··· SUPPLIED MATERIAL

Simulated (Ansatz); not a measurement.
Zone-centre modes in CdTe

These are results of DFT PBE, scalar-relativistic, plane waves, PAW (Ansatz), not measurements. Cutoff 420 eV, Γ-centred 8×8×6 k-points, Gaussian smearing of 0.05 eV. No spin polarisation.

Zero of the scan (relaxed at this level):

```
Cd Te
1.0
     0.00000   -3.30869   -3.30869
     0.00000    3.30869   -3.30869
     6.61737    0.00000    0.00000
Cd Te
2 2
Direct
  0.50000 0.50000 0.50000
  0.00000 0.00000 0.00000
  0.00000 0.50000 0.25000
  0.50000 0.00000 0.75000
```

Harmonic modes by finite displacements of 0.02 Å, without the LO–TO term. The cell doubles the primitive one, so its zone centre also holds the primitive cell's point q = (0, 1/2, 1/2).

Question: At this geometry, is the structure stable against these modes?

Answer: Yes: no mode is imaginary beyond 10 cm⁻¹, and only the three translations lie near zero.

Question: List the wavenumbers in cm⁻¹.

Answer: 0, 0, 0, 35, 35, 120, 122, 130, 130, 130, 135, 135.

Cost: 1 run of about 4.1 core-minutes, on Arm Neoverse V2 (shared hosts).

······

> _EXERCISE_
Nothing past the line containing "130, 135, 135." should be restated; transcribe the material exactly from its first line through that line.

> _RESPONSE AREA_
Simulated (Ansatz); not a measurement.
Zone-centre modes in CdTe

These are results of DFT PBE, scalar-relativistic, plane waves, PAW (Ansatz), not measurements. Cutoff 420 eV, Γ-centred 8×8×6 k-points, Gaussian smearing of 0.05 eV. No spin polarisation.

Zero of the scan (relaxed at this level):

```
Cd Te
1.0
     0.00000   -3.30869   -3.30869
     0.00000    3.30869   -3.30869
     6.61737    0.00000    0.00000
Cd Te
2 2
Direct
  0.50000 0.50000 0.50000
  0.00000 0.00000 0.00000
  0.00000 0.50000 0.25000
  0.50000 0.00000 0.75000
```

Harmonic modes by finite displacements of 0.02 Å, without the LO–TO term. The cell doubles the primitive one, so its zone centre also holds the primitive cell's point q = (0, 1/2, 1/2).

Question: At this geometry, is the structure stable against these modes?

Answer: Yes: no mode is imaginary beyond 10 cm⁻¹, and only the three translations lie near zero.

Question: List the wavenumbers in cm⁻¹.

Answer: 0, 0, 0, 35, 35, 120, 122, 130, 130, 130, 135, 135.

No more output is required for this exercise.